:: Dataset ::
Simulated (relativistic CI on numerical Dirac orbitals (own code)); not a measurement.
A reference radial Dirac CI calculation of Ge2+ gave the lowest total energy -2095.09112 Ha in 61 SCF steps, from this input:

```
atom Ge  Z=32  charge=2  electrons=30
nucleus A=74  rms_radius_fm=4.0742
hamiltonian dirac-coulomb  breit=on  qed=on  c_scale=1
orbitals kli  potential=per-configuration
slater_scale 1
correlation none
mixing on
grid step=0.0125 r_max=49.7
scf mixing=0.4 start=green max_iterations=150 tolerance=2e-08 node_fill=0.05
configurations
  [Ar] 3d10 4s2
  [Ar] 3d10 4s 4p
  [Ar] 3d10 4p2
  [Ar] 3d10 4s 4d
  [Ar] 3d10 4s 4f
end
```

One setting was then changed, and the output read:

:: Requirement ::
Return the full data, every line of it, with nothing altered.

:: Exercise answer ::
Simulated (relativistic CI on numerical Dirac orbitals (own code)); not a measurement.
A reference radial Dirac CI calculation of Ge2+ gave the lowest total energy -2095.09112 Ha in 61 SCF steps, from this input:

```
atom Ge  Z=32  charge=2  electrons=30
nucleus A=74  rms_radius_fm=4.0742
hamiltonian dirac-coulomb  breit=on  qed=on  c_scale=1
orbitals kli  potential=per-configuration
slater_scale 1
correlation none
mixing on
grid step=0.0125 r_max=49.7
scf mixing=0.4 start=green max_iterations=150 tolerance=2e-08 node_fill=0.05
configurations
  [Ar] 3d10 4s2
  [Ar] 3d10 4s 4p
  [Ar] 3d10 4p2
  [Ar] 3d10 4s 4d
  [Ar] 3d10 4s 4f
end
```

One setting was then changed, and the output read:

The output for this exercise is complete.